Start of Given records

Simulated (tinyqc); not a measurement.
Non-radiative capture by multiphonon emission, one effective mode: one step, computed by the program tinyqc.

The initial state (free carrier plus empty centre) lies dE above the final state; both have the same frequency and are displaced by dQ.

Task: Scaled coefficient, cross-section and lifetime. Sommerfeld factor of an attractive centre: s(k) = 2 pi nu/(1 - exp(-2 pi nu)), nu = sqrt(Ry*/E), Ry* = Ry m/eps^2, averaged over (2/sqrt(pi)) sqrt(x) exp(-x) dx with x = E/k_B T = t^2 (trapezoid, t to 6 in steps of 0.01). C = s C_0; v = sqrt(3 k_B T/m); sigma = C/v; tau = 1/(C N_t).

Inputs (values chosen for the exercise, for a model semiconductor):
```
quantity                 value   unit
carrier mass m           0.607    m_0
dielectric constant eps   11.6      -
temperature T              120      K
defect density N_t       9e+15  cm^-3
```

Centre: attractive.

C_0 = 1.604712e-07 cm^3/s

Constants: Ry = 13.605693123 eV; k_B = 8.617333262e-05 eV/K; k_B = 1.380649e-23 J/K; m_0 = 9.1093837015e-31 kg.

End of Given records

Action item: From the first line of the records above down to the line containing "C_0 = 1.604712e-07 cm^3/s", repeat each line exactly as written. Include both of those lines and add nothing.

Written reply:
Simulated (tinyqc); not a measurement.
Non-radiative capture by multiphonon emission, one effective mode: one step, computed by the program tinyqc.

The initial state (free carrier plus empty centre) lies dE above the final state; both have the same frequency and are displaced by dQ.

Task: Scaled coefficient, cross-section and lifetime. Sommerfeld factor of an attractive centre: s(k) = 2 pi nu/(1 - exp(-2 pi nu)), nu = sqrt(Ry*/E), Ry* = Ry m/eps^2, averaged over (2/sqrt(pi)) sqrt(x) exp(-x) dx with x = E/k_B T = t^2 (trapezoid, t to 6 in steps of 0.01). C = s C_0; v = sqrt(3 k_B T/m); sigma = C/v; tau = 1/(C N_t).

Inputs (values chosen for the exercise, for a model semiconductor):
```
quantity                 value   unit
carrier mass m           0.607    m_0
dielectric constant eps   11.6      -
temperature T              120      K
defect density N_t       9e+15  cm^-3
```

Centre: attractive.

C_0 = 1.604712e-07 cm^3/s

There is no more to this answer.